*Requirement*. Take the data from its first line. Print each line exactly until the line containing "Level: GIAO PBE0/pcSseg-1" has been printed too.

____ Entries supplied
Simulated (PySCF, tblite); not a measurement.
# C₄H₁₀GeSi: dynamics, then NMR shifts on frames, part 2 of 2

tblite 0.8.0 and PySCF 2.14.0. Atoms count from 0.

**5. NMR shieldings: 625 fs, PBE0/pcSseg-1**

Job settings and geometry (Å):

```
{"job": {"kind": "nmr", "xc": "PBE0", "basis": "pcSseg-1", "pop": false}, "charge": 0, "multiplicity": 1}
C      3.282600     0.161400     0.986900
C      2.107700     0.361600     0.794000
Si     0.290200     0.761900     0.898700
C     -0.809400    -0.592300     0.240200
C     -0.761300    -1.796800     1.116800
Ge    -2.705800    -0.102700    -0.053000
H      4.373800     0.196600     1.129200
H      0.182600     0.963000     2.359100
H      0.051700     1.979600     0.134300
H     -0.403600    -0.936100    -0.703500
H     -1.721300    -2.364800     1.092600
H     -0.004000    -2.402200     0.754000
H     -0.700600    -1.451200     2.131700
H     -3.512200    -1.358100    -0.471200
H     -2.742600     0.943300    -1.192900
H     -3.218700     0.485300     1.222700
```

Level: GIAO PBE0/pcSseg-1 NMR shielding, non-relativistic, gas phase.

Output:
________

*Response area*.
Simulated (PySCF, tblite); not a measurement.
# C₄H₁₀GeSi: dynamics, then NMR shifts on frames, part 2 of 2

tblite 0.8.0 and PySCF 2.14.0. Atoms count from 0.

**5. NMR shieldings: 625 fs, PBE0/pcSseg-1**

Job settings and geometry (Å):

```
{"job": {"kind": "nmr", "xc": "PBE0", "basis": "pcSseg-1", "pop": false}, "charge": 0, "multiplicity": 1}
C      3.282600     0.161400     0.986900
C      2.107700     0.361600     0.794000
Si     0.290200     0.761900     0.898700
C     -0.809400    -0.592300     0.240200
C     -0.761300    -1.796800     1.116800
Ge    -2.705800    -0.102700    -0.053000
H      4.373800     0.196600     1.129200
H      0.182600     0.963000     2.359100
H      0.051700     1.979600     0.134300
H     -0.403600    -0.936100    -0.703500
H     -1.721300    -2.364800     1.092600
H     -0.004000    -2.402200     0.754000
H     -0.700600    -1.451200     2.131700
H     -3.512200    -1.358100    -0.471200
H     -2.742600     0.943300    -1.192900
H     -3.218700     0.485300     1.222700
```

Level: GIAO PBE0/pcSseg-1 NMR shielding, non-relativistic, gas phase.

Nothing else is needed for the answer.